* **WORK ITEM**
Keep only the lines from the top of the listing through the one with "does Ansatz return?", and reproduce them unaltered.

========
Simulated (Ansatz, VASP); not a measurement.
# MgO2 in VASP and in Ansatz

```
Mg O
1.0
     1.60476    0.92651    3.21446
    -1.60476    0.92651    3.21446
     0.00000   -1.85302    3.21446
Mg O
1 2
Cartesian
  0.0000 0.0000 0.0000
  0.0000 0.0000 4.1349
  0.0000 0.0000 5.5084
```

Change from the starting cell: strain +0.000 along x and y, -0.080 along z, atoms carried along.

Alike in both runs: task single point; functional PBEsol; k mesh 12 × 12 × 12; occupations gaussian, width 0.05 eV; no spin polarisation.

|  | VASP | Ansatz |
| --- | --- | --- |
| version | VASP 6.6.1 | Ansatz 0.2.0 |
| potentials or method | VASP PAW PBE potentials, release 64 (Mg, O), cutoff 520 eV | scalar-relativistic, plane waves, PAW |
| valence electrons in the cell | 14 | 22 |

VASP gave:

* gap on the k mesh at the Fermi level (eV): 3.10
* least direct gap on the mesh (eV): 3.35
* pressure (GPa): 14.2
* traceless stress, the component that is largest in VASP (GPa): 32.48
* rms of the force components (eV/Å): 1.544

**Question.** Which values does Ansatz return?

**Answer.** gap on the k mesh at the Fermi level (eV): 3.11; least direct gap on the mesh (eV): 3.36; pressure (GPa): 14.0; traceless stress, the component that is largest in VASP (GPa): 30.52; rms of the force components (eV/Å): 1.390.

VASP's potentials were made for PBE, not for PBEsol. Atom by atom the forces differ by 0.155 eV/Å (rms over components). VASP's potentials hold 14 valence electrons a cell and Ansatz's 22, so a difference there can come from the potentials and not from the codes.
========

* **EXPECTED ANSWER**
Simulated (Ansatz, VASP); not a measurement.
# MgO2 in VASP and in Ansatz

```
Mg O
1.0
     1.60476    0.92651    3.21446
    -1.60476    0.92651    3.21446
     0.00000   -1.85302    3.21446
Mg O
1 2
Cartesian
  0.0000 0.0000 0.0000
  0.0000 0.0000 4.1349
  0.0000 0.0000 5.5084
```

Change from the starting cell: strain +0.000 along x and y, -0.080 along z, atoms carried along.

Alike in both runs: task single point; functional PBEsol; k mesh 12 × 12 × 12; occupations gaussian, width 0.05 eV; no spin polarisation.

|  | VASP | Ansatz |
| --- | --- | --- |
| version | VASP 6.6.1 | Ansatz 0.2.0 |
| potentials or method | VASP PAW PBE potentials, release 64 (Mg, O), cutoff 520 eV | scalar-relativistic, plane waves, PAW |
| valence electrons in the cell | 14 | 22 |

VASP gave:

* gap on the k mesh at the Fermi level (eV): 3.10
* least direct gap on the mesh (eV): 3.35
* pressure (GPa): 14.2
* traceless stress, the component that is largest in VASP (GPa): 32.48
* rms of the force components (eV/Å): 1.544

**Question.** Which values does Ansatz return?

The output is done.